WORK ITEM. In the records below, find the line holding "On the command" and the line holding "Q: Estimate the". Set down both, with every line between them, exactly.

##########
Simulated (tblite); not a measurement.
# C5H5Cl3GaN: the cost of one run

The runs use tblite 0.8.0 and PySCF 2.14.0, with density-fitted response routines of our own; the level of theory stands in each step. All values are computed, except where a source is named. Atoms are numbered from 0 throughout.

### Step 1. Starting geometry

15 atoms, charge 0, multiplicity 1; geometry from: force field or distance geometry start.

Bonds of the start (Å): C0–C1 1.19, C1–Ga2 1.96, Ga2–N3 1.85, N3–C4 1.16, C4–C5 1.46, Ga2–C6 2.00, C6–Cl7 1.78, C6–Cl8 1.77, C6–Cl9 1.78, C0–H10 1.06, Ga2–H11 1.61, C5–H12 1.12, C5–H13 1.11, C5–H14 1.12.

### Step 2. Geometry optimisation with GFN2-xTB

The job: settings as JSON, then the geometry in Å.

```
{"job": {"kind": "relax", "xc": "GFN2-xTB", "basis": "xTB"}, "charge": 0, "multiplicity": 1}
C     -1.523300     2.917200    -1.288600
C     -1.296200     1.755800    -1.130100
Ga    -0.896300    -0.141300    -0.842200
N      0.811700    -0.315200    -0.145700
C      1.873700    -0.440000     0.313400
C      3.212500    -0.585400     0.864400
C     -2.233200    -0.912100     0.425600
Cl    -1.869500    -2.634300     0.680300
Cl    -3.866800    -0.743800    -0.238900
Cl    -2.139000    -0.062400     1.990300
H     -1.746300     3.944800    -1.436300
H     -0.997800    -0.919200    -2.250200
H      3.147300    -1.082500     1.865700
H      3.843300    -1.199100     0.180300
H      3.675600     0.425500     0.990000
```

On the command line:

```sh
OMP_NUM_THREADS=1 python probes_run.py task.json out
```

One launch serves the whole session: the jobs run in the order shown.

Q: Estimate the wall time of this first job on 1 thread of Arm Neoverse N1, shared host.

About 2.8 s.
##########

WRITTEN REPLY.
On the command line:

```sh
OMP_NUM_THREADS=1 python probes_run.py task.json out
```

One launch serves the whole session: the jobs run in the order shown.

Q: Estimate the wall time of this first job on 1 thread of Arm Neoverse N1, shared host.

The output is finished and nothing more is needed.